Action item: Restate, word for word, each record that follows.

Record set:
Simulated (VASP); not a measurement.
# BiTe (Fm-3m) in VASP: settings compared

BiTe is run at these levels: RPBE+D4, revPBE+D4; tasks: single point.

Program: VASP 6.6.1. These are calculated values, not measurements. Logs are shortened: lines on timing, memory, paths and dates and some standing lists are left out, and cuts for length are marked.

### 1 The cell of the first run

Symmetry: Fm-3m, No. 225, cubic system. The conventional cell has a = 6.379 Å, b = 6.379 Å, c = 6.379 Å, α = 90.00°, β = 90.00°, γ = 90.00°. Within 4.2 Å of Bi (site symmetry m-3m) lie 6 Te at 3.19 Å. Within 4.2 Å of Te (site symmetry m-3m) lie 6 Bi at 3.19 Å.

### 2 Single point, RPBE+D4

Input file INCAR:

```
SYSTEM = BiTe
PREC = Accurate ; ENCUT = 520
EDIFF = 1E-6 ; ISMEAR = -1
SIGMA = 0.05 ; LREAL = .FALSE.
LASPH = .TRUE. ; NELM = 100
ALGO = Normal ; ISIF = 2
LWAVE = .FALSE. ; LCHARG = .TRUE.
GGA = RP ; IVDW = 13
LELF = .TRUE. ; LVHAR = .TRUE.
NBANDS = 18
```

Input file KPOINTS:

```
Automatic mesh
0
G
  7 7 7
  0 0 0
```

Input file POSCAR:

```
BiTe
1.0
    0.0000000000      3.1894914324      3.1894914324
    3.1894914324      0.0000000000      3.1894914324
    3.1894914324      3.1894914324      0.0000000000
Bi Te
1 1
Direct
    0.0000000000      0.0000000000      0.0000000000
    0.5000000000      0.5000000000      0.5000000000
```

Written answer:
Simulated (VASP); not a measurement.
# BiTe (Fm-3m) in VASP: settings compared

BiTe is run at these levels: RPBE+D4, revPBE+D4; tasks: single point.

Program: VASP 6.6.1. These are calculated values, not measurements. Logs are shortened: lines on timing, memory, paths and dates and some standing lists are left out, and cuts for length are marked.

### 1 The cell of the first run

Symmetry: Fm-3m, No. 225, cubic system. The conventional cell has a = 6.379 Å, b = 6.379 Å, c = 6.379 Å, α = 90.00°, β = 90.00°, γ = 90.00°. Within 4.2 Å of Bi (site symmetry m-3m) lie 6 Te at 3.19 Å. Within 4.2 Å of Te (site symmetry m-3m) lie 6 Bi at 3.19 Å.

### 2 Single point, RPBE+D4

Input file INCAR:

```
SYSTEM = BiTe
PREC = Accurate ; ENCUT = 520
EDIFF = 1E-6 ; ISMEAR = -1
SIGMA = 0.05 ; LREAL = .FALSE.
LASPH = .TRUE. ; NELM = 100
ALGO = Normal ; ISIF = 2
LWAVE = .FALSE. ; LCHARG = .TRUE.
GGA = RP ; IVDW = 13
LELF = .TRUE. ; LVHAR = .TRUE.
NBANDS = 18
```

Input file KPOINTS:

```
Automatic mesh
0
G
  7 7 7
  0 0 0
```

Input file POSCAR:

```
BiTe
1.0
    0.0000000000      3.1894914324      3.1894914324
    3.1894914324      0.0000000000      3.1894914324
    3.1894914324      3.1894914324      0.0000000000
Bi Te
1 1
Direct
    0.0000000000      0.0000000000      0.0000000000
    0.5000000000      0.5000000000      0.5000000000
```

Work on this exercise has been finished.